▸ REQUIRED ACTION: The reply should hold every record, copied exactly.

▸ RECORDS PROVIDED:
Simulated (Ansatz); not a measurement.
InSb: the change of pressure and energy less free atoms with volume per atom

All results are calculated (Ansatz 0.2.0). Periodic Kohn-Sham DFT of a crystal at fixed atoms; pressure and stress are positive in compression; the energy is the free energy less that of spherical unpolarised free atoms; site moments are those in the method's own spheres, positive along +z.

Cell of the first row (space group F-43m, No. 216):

▸ ANSWER SECTION:
Simulated (Ansatz); not a measurement.
InSb: the change of pressure and energy less free atoms with volume per atom

All results are calculated (Ansatz 0.2.0). Periodic Kohn-Sham DFT of a crystal at fixed atoms; pressure and stress are positive in compression; the energy is the free energy less that of spherical unpolarised free atoms; site moments are those in the method's own spheres, positive along +z.

Cell of the first row (space group F-43m, No. 216):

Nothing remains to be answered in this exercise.